WORK ITEM => What follows is a block of records; restate each one word for word.

RECORDS SUPPLIED =>
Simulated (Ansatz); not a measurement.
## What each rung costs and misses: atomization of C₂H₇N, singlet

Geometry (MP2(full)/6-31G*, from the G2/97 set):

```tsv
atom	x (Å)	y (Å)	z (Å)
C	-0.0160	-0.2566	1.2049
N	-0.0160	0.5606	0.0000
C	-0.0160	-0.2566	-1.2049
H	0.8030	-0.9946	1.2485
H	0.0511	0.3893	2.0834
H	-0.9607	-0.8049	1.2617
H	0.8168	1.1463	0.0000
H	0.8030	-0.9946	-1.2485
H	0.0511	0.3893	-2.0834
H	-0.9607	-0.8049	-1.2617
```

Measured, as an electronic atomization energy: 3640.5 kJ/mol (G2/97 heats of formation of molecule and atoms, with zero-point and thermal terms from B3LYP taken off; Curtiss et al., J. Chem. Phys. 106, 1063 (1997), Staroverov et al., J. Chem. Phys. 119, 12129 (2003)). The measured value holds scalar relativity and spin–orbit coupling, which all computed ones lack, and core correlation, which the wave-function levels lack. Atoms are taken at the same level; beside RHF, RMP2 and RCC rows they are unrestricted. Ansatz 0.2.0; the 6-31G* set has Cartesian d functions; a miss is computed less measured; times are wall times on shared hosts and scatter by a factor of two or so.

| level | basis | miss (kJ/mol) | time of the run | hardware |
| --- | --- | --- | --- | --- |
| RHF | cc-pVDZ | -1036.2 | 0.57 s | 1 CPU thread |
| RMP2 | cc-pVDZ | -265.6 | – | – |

EXERCISE OUTPUT =>
Simulated (Ansatz); not a measurement.
## What each rung costs and misses: atomization of C₂H₇N, singlet

Geometry (MP2(full)/6-31G*, from the G2/97 set):

```tsv
atom	x (Å)	y (Å)	z (Å)
C	-0.0160	-0.2566	1.2049
N	-0.0160	0.5606	0.0000
C	-0.0160	-0.2566	-1.2049
H	0.8030	-0.9946	1.2485
H	0.0511	0.3893	2.0834
H	-0.9607	-0.8049	1.2617
H	0.8168	1.1463	0.0000
H	0.8030	-0.9946	-1.2485
H	0.0511	0.3893	-2.0834
H	-0.9607	-0.8049	-1.2617
```

Measured, as an electronic atomization energy: 3640.5 kJ/mol (G2/97 heats of formation of molecule and atoms, with zero-point and thermal terms from B3LYP taken off; Curtiss et al., J. Chem. Phys. 106, 1063 (1997), Staroverov et al., J. Chem. Phys. 119, 12129 (2003)). The measured value holds scalar relativity and spin–orbit coupling, which all computed ones lack, and core correlation, which the wave-function levels lack. Atoms are taken at the same level; beside RHF, RMP2 and RCC rows they are unrestricted. Ansatz 0.2.0; the 6-31G* set has Cartesian d functions; a miss is computed less measured; times are wall times on shared hosts and scatter by a factor of two or so.

| level | basis | miss (kJ/mol) | time of the run | hardware |
| --- | --- | --- | --- | --- |
| RHF | cc-pVDZ | -1036.2 | 0.57 s | 1 CPU thread |
| RMP2 | cc-pVDZ | -265.6 | – | – |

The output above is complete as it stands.